- _ASSIGNED TASK_
Repeat every line that appears below, with nothing altered.

┌────────

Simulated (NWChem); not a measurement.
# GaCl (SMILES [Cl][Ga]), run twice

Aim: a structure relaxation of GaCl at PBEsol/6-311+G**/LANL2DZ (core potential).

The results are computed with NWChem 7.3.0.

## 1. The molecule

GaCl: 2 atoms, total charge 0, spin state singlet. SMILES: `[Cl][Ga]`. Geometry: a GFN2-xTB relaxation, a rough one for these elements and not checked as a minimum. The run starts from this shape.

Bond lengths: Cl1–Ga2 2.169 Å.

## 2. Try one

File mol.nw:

└────────

- _WRITTEN ANSWER_
Simulated (NWChem); not a measurement.
# GaCl (SMILES [Cl][Ga]), run twice

Aim: a structure relaxation of GaCl at PBEsol/6-311+G**/LANL2DZ (core potential).

The results are computed with NWChem 7.3.0.

## 1. The molecule

GaCl: 2 atoms, total charge 0, spin state singlet. SMILES: `[Cl][Ga]`. Geometry: a GFN2-xTB relaxation, a rough one for these elements and not checked as a minimum. The run starts from this shape.

Bond lengths: Cl1–Ga2 2.169 Å.

## 2. Try one

File mol.nw:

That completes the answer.